================================
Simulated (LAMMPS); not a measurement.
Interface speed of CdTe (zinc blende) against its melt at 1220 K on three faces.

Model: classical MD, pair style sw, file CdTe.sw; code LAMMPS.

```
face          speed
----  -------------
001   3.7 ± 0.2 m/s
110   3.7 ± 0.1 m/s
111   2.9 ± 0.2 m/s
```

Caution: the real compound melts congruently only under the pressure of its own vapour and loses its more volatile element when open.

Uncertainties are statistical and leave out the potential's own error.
================================

ACTION ITEM – The required answer is the exact run of lines above starting at the line with "Interface speed of" and ending at the line with "Caution: the real", with both ends present.

TASK OUTPUT –
Interface speed of CdTe (zinc blende) against its melt at 1220 K on three faces.

Model: classical MD, pair style sw, file CdTe.sw; code LAMMPS.

```
face          speed
----  -------------
001   3.7 ± 0.2 m/s
110   3.7 ± 0.1 m/s
111   2.9 ± 0.2 m/s
```

Caution: the real compound melts congruently only under the pressure of its own vapour and loses its more volatile element when open.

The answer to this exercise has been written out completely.